_ _ _

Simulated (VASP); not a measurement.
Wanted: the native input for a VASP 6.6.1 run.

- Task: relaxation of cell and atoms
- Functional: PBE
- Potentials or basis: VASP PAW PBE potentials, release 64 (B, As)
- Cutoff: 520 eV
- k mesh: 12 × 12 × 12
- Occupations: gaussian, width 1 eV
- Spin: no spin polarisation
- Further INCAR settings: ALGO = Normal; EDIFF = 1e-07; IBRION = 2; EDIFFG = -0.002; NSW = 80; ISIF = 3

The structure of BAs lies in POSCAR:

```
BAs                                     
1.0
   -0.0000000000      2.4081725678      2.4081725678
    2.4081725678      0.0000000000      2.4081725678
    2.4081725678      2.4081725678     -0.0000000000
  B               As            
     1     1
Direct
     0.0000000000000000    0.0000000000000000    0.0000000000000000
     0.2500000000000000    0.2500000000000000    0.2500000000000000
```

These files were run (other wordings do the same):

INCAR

_ _ _

▶ _Work request_
The response should consist of all the entries, reproduced word for word.

▶ _Exercise output_
Simulated (VASP); not a measurement.
Wanted: the native input for a VASP 6.6.1 run.

- Task: relaxation of cell and atoms
- Functional: PBE
- Potentials or basis: VASP PAW PBE potentials, release 64 (B, As)
- Cutoff: 520 eV
- k mesh: 12 × 12 × 12
- Occupations: gaussian, width 1 eV
- Spin: no spin polarisation
- Further INCAR settings: ALGO = Normal; EDIFF = 1e-07; IBRION = 2; EDIFFG = -0.002; NSW = 80; ISIF = 3

The structure of BAs lies in POSCAR:

```
BAs                                     
1.0
   -0.0000000000      2.4081725678      2.4081725678
    2.4081725678      0.0000000000      2.4081725678
    2.4081725678      2.4081725678     -0.0000000000
  B               As            
     1     1
Direct
     0.0000000000000000    0.0000000000000000    0.0000000000000000
     0.2500000000000000    0.2500000000000000    0.2500000000000000
```

These files were run (other wordings do the same):

INCAR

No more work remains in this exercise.